- **Requirement**:
Out of the material that follows, write out exactly the lines from the line with "E − Δε runs" to the line with "H and L stand", both ends included, and no others.

- **Data extracts**:
:::

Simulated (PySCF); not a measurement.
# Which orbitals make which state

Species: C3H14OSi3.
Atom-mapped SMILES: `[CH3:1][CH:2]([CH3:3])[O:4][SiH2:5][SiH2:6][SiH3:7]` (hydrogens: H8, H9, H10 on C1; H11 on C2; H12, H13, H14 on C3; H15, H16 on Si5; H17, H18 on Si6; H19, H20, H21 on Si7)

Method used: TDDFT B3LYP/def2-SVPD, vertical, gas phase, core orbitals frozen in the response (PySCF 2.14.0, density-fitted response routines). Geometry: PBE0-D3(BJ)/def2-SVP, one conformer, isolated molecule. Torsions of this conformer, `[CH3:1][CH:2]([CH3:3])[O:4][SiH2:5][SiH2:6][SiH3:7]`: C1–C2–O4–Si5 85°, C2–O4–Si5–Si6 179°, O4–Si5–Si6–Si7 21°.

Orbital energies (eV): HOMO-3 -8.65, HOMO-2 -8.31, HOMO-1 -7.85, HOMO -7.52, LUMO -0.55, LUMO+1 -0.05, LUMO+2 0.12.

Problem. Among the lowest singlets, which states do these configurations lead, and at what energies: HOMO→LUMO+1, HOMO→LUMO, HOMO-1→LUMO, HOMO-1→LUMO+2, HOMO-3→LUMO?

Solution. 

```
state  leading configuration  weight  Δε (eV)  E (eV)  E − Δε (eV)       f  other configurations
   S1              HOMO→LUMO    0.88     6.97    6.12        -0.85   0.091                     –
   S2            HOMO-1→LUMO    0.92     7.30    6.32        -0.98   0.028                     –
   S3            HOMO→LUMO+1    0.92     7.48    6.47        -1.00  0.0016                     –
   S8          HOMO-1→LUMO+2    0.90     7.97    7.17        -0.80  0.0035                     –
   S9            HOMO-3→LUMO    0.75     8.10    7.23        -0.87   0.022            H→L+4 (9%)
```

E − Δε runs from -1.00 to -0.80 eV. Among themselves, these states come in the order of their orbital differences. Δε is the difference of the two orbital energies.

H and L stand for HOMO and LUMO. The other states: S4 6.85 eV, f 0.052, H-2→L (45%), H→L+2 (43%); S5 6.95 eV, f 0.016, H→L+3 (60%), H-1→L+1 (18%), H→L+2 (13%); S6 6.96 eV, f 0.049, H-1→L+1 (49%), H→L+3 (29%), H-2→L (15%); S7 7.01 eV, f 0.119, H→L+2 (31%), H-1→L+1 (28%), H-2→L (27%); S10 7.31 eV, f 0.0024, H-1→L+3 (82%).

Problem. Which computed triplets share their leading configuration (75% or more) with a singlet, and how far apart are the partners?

:::

- **Worked solution**:
E − Δε runs from -1.00 to -0.80 eV. Among themselves, these states come in the order of their orbital differences. Δε is the difference of the two orbital energies.

H and L stand for HOMO and LUMO. The other states: S4 6.85 eV, f 0.052, H-2→L (45%), H→L+2 (43%); S5 6.95 eV, f 0.016, H→L+3 (60%), H-1→L+1 (18%), H→L+2 (13%); S6 6.96 eV, f 0.049, H-1→L+1 (49%), H→L+3 (29%), H-2→L (15%); S7 7.01 eV, f 0.119, H→L+2 (31%), H-1→L+1 (28%), H-2→L (27%); S10 7.31 eV, f 0.0024, H-1→L+3 (82%).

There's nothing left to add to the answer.